▶ WORK TASK: Return every line of the listing below, unchanged, from its first line to the line holding "Method of run", that line included.

▶ SUPPLIED INFORMATION:
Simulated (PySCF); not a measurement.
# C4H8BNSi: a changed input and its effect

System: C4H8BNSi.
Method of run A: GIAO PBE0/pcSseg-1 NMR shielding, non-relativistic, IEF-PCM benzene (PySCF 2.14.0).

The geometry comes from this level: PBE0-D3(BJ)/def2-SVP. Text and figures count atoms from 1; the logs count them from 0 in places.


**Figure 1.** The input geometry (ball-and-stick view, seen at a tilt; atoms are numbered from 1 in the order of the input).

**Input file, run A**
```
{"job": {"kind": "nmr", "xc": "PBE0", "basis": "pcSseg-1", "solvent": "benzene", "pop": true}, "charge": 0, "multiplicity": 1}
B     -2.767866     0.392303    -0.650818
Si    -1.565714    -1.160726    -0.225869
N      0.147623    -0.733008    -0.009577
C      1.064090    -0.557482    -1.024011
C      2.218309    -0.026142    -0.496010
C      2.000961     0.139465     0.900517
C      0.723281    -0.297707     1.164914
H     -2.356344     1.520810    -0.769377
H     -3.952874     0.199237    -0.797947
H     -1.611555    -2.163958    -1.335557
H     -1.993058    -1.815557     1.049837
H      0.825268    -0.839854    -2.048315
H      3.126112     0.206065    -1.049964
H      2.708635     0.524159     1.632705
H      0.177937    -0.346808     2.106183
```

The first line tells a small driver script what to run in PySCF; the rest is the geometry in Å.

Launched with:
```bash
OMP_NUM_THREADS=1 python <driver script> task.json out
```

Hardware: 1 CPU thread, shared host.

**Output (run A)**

▶ WRITTEN ANSWER:
Simulated (PySCF); not a measurement.
# C4H8BNSi: a changed input and its effect

System: C4H8BNSi.
Method of run A: GIAO PBE0/pcSseg-1 NMR shielding, non-relativistic, IEF-PCM benzene (PySCF 2.14.0).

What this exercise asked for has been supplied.